→ Assigned task:
All lines up to and including the one that contains "components (eV/Å): 0.004" are to be transcribed exactly, starting from the first line of the records.

→ Information provided:
[Start of section]
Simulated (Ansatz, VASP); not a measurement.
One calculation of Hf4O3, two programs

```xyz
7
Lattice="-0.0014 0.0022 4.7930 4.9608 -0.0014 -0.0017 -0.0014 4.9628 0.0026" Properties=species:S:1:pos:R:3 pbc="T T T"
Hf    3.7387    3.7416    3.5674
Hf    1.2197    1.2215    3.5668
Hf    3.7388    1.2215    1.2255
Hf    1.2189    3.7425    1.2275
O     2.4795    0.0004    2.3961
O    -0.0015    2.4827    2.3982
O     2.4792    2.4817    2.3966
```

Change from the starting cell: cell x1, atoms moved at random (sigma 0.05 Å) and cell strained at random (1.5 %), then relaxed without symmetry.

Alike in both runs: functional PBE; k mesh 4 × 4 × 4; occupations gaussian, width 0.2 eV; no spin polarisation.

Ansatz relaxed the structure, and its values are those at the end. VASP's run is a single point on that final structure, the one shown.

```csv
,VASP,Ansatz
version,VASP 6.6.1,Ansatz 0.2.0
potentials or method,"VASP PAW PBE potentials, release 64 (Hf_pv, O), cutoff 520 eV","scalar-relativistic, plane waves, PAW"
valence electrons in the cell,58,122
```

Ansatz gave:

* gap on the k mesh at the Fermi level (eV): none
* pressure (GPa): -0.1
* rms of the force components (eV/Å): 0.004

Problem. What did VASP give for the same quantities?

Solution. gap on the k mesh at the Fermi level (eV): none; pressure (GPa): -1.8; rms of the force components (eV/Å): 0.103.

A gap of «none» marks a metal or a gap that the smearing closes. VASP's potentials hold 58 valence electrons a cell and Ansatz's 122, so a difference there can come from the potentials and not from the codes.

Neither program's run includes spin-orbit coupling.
[End of section]

→ Answer area:
Simulated (Ansatz, VASP); not a measurement.
One calculation of Hf4O3, two programs

```xyz
7
Lattice="-0.0014 0.0022 4.7930 4.9608 -0.0014 -0.0017 -0.0014 4.9628 0.0026" Properties=species:S:1:pos:R:3 pbc="T T T"
Hf    3.7387    3.7416    3.5674
Hf    1.2197    1.2215    3.5668
Hf    3.7388    1.2215    1.2255
Hf    1.2189    3.7425    1.2275
O     2.4795    0.0004    2.3961
O    -0.0015    2.4827    2.3982
O     2.4792    2.4817    2.3966
```

Change from the starting cell: cell x1, atoms moved at random (sigma 0.05 Å) and cell strained at random (1.5 %), then relaxed without symmetry.

Alike in both runs: functional PBE; k mesh 4 × 4 × 4; occupations gaussian, width 0.2 eV; no spin polarisation.

Ansatz relaxed the structure, and its values are those at the end. VASP's run is a single point on that final structure, the one shown.

```csv
,VASP,Ansatz
version,VASP 6.6.1,Ansatz 0.2.0
potentials or method,"VASP PAW PBE potentials, release 64 (Hf_pv, O), cutoff 520 eV","scalar-relativistic, plane waves, PAW"
valence electrons in the cell,58,122
```

Ansatz gave:

* gap on the k mesh at the Fermi level (eV): none
* pressure (GPa): -0.1
* rms of the force components (eV/Å): 0.004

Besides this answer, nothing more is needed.